....

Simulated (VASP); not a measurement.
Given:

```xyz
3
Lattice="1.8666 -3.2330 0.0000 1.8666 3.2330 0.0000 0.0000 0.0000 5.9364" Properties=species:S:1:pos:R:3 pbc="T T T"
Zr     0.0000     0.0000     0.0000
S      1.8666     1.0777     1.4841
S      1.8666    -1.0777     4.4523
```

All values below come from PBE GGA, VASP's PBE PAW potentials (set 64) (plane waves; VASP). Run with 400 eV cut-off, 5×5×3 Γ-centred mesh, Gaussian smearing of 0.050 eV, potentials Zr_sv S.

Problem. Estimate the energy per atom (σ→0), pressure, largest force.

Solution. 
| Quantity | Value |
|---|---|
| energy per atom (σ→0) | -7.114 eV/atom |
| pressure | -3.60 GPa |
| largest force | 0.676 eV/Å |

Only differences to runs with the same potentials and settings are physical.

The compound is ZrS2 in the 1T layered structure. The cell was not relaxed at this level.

....

### [Brief]
Copy out all the entries exactly once more.

### [Your response]
Simulated (VASP); not a measurement.
Given:

```xyz
3
Lattice="1.8666 -3.2330 0.0000 1.8666 3.2330 0.0000 0.0000 0.0000 5.9364" Properties=species:S:1:pos:R:3 pbc="T T T"
Zr     0.0000     0.0000     0.0000
S      1.8666     1.0777     1.4841
S      1.8666    -1.0777     4.4523
```

All values below come from PBE GGA, VASP's PBE PAW potentials (set 64) (plane waves; VASP). Run with 400 eV cut-off, 5×5×3 Γ-centred mesh, Gaussian smearing of 0.050 eV, potentials Zr_sv S.

Problem. Estimate the energy per atom (σ→0), pressure, largest force.

Solution. 
| Quantity | Value |
|---|---|
| energy per atom (σ→0) | -7.114 eV/atom |
| pressure | -3.60 GPa |
| largest force | 0.676 eV/Å |

Only differences to runs with the same potentials and settings are physical.

The compound is ZrS2 in the 1T layered structure. The cell was not relaxed at this level.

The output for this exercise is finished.